*ASSIGNMENT*
In the listing below, the answer starts at the line that has "files, scalar-relativistic |" and stops after the line that has "Answer: gap on"; please repeat that part exactly and nothing more.

*RECORDS PROVIDED*
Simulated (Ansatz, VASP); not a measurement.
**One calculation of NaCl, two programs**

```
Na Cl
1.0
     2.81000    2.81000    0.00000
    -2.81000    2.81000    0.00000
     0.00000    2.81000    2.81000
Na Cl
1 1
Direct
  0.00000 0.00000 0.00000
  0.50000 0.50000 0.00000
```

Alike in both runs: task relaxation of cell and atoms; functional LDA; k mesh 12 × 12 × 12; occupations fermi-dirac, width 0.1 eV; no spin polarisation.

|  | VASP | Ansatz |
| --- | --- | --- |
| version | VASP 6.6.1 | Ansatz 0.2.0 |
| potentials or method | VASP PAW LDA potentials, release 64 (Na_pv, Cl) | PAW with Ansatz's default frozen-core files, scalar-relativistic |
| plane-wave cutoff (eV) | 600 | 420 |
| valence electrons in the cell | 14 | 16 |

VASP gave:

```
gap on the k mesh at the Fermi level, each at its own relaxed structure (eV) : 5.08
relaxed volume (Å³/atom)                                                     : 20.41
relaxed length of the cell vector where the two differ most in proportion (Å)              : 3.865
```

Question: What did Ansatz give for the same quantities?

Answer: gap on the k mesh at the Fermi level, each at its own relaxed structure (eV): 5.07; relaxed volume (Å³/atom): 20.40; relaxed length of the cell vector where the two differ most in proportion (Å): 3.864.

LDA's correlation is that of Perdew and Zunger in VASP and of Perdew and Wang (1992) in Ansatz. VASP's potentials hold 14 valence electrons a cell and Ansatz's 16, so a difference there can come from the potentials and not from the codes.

*PROBLEM SOLUTION*
| potentials or method | VASP PAW LDA potentials, release 64 (Na_pv, Cl) | PAW with Ansatz's default frozen-core files, scalar-relativistic |
| plane-wave cutoff (eV) | 600 | 420 |
| valence electrons in the cell | 14 | 16 |

VASP gave:

```
gap on the k mesh at the Fermi level, each at its own relaxed structure (eV) : 5.08
relaxed volume (Å³/atom)                                                     : 20.41
relaxed length of the cell vector where the two differ most in proportion (Å)              : 3.865
```

Question: What did Ansatz give for the same quantities?

Answer: gap on the k mesh at the Fermi level, each at its own relaxed structure (eV): 5.07; relaxed volume (Å³/atom): 20.40; relaxed length of the cell vector where the two differ most in proportion (Å): 3.864.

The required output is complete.